INFORMATION SUPPLIED:
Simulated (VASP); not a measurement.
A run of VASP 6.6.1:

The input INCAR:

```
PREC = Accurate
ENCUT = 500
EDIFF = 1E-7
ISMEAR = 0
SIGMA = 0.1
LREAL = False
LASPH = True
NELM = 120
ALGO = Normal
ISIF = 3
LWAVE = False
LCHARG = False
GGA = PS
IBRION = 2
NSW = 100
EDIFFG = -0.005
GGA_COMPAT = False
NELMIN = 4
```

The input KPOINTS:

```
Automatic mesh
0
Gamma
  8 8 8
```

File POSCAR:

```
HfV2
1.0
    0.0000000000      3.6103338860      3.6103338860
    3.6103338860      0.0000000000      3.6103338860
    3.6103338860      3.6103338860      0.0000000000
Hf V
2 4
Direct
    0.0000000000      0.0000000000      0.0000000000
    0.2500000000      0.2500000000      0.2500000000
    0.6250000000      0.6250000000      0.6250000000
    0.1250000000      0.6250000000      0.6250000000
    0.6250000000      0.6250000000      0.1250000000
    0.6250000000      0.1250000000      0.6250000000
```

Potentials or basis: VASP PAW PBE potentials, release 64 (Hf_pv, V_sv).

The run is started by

TASK ITEM: Set down every line of the listing above again, exactly as given.

EXERCISE ANSWER:
Simulated (VASP); not a measurement.
A run of VASP 6.6.1:

The input INCAR:

```
PREC = Accurate
ENCUT = 500
EDIFF = 1E-7
ISMEAR = 0
SIGMA = 0.1
LREAL = False
LASPH = True
NELM = 120
ALGO = Normal
ISIF = 3
LWAVE = False
LCHARG = False
GGA = PS
IBRION = 2
NSW = 100
EDIFFG = -0.005
GGA_COMPAT = False
NELMIN = 4
```

The input KPOINTS:

```
Automatic mesh
0
Gamma
  8 8 8
```

File POSCAR:

```
HfV2
1.0
    0.0000000000      3.6103338860      3.6103338860
    3.6103338860      0.0000000000      3.6103338860
    3.6103338860      3.6103338860      0.0000000000
Hf V
2 4
Direct
    0.0000000000      0.0000000000      0.0000000000
    0.2500000000      0.2500000000      0.2500000000
    0.6250000000      0.6250000000      0.6250000000
    0.1250000000      0.6250000000      0.6250000000
    0.6250000000      0.6250000000      0.1250000000
    0.6250000000      0.1250000000      0.6250000000
```

Potentials or basis: VASP PAW PBE potentials, release 64 (Hf_pv, V_sv).

The run is started by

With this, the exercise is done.